Supplied information =
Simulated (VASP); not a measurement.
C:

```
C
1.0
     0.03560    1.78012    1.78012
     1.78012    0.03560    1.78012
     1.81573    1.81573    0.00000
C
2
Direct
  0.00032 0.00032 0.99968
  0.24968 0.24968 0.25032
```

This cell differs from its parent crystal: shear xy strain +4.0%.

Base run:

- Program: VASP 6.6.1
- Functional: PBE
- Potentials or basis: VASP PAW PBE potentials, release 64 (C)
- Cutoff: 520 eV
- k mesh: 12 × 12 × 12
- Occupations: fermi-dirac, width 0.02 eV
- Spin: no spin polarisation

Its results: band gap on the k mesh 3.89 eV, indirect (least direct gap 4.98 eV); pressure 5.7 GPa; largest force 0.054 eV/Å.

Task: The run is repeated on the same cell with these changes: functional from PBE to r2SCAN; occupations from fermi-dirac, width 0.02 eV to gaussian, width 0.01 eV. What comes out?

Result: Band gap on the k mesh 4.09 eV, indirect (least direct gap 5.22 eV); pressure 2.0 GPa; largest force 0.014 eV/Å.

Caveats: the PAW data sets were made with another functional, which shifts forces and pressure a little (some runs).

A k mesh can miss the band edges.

Exercise =
Line for line, set down the listing above again.

Response box =
Simulated (VASP); not a measurement.
C:

```
C
1.0
     0.03560    1.78012    1.78012
     1.78012    0.03560    1.78012
     1.81573    1.81573    0.00000
C
2
Direct
  0.00032 0.00032 0.99968
  0.24968 0.24968 0.25032
```

This cell differs from its parent crystal: shear xy strain +4.0%.

Base run:

- Program: VASP 6.6.1
- Functional: PBE
- Potentials or basis: VASP PAW PBE potentials, release 64 (C)
- Cutoff: 520 eV
- k mesh: 12 × 12 × 12
- Occupations: fermi-dirac, width 0.02 eV
- Spin: no spin polarisation

Its results: band gap on the k mesh 3.89 eV, indirect (least direct gap 4.98 eV); pressure 5.7 GPa; largest force 0.054 eV/Å.

Task: The run is repeated on the same cell with these changes: functional from PBE to r2SCAN; occupations from fermi-dirac, width 0.02 eV to gaussian, width 0.01 eV. What comes out?

Result: Band gap on the k mesh 4.09 eV, indirect (least direct gap 5.22 eV); pressure 2.0 GPa; largest force 0.014 eV/Å.

Caveats: the PAW data sets were made with another functional, which shifts forces and pressure a little (some runs).

A k mesh can miss the band edges.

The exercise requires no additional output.